DATASET RECORDS:
- - - - -

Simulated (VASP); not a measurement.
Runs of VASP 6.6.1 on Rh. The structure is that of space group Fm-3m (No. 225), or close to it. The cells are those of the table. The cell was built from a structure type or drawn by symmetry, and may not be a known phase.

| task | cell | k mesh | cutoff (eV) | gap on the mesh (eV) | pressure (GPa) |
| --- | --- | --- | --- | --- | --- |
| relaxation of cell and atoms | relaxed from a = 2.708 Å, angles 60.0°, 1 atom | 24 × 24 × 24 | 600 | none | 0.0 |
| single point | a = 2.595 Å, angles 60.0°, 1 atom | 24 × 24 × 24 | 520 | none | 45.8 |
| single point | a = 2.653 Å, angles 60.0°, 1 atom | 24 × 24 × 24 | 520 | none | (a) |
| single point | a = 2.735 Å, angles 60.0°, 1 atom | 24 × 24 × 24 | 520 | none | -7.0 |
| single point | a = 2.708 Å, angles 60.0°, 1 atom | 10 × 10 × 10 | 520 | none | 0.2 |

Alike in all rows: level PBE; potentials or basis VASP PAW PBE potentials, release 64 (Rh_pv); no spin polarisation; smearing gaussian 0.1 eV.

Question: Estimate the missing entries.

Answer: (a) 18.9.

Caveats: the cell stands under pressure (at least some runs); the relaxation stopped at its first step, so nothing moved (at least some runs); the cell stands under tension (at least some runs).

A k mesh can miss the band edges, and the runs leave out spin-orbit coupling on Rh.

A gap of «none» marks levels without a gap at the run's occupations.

- - - - -

ASSIGNMENT:
Set down the lines above as they stand, starting with the first line and ending with the line that contains "none | (a) |".

EXERCISE SOLUTION:
Simulated (VASP); not a measurement.
Runs of VASP 6.6.1 on Rh. The structure is that of space group Fm-3m (No. 225), or close to it. The cells are those of the table. The cell was built from a structure type or drawn by symmetry, and may not be a known phase.

| task | cell | k mesh | cutoff (eV) | gap on the mesh (eV) | pressure (GPa) |
| --- | --- | --- | --- | --- | --- |
| relaxation of cell and atoms | relaxed from a = 2.708 Å, angles 60.0°, 1 atom | 24 × 24 × 24 | 600 | none | 0.0 |
| single point | a = 2.595 Å, angles 60.0°, 1 atom | 24 × 24 × 24 | 520 | none | 45.8 |
| single point | a = 2.653 Å, angles 60.0°, 1 atom | 24 × 24 × 24 | 520 | none | (a) |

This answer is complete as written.